* Work task
Write out, from the entries below, exactly the lines that run between the lines holding "Ionisation energy of" and "Question: What was changed?", inclusive, and stop there.

* Extracted data
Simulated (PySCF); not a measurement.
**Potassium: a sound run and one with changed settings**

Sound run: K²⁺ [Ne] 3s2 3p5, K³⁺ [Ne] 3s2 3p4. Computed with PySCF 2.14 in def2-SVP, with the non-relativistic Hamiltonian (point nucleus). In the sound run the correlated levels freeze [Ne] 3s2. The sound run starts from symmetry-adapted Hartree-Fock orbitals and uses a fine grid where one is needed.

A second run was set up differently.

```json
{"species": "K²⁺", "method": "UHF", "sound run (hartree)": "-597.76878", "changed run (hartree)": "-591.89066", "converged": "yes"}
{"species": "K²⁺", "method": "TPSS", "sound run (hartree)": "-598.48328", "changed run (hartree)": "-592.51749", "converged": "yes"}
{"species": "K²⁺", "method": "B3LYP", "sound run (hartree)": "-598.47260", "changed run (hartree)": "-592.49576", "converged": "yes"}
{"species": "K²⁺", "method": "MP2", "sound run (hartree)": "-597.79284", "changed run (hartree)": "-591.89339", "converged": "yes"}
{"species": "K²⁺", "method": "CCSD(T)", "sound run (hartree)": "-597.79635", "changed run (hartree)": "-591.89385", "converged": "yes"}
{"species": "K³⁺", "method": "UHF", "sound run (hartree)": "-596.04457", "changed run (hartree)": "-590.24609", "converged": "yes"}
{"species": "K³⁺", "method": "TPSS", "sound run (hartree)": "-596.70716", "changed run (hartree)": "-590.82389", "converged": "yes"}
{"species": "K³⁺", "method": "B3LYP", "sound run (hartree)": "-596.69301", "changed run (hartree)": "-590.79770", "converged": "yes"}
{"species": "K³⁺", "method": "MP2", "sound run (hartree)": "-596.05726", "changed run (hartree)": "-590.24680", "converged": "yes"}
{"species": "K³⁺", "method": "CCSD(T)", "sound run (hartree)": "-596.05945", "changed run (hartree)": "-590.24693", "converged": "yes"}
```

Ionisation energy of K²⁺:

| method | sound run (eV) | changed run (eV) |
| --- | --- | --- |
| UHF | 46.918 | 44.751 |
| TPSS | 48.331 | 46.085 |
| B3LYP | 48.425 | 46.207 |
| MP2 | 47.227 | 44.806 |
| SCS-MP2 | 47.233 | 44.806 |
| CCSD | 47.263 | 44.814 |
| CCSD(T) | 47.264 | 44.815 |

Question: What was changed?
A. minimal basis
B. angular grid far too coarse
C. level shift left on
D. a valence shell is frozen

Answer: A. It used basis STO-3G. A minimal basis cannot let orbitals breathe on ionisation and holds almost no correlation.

* Task response
Ionisation energy of K²⁺:

| method | sound run (eV) | changed run (eV) |
| --- | --- | --- |
| UHF | 46.918 | 44.751 |
| TPSS | 48.331 | 46.085 |
| B3LYP | 48.425 | 46.207 |
| MP2 | 47.227 | 44.806 |
| SCS-MP2 | 47.233 | 44.806 |
| CCSD | 47.263 | 44.814 |
| CCSD(T) | 47.264 | 44.815 |

Question: What was changed?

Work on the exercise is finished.